▸ Work item
Everything in the listing below should be repeated exactly.

▸ The data
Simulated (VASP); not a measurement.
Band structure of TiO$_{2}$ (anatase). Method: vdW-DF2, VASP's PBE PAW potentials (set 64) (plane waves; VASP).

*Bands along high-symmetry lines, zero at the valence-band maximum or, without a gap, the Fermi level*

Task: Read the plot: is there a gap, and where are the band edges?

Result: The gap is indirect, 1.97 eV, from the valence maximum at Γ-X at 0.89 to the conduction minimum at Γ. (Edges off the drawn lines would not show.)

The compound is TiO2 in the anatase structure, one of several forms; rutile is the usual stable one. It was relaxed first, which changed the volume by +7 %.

▸ Response box
Simulated (VASP); not a measurement.
Band structure of TiO$_{2}$ (anatase). Method: vdW-DF2, VASP's PBE PAW potentials (set 64) (plane waves; VASP).

*Bands along high-symmetry lines, zero at the valence-band maximum or, without a gap, the Fermi level*

Task: Read the plot: is there a gap, and where are the band edges?

Result: The gap is indirect, 1.97 eV, from the valence maximum at Γ-X at 0.89 to the conduction minimum at Γ. (Edges off the drawn lines would not show.)

The compound is TiO2 in the anatase structure, one of several forms; rutile is the usual stable one. It was relaxed first, which changed the volume by +7 %.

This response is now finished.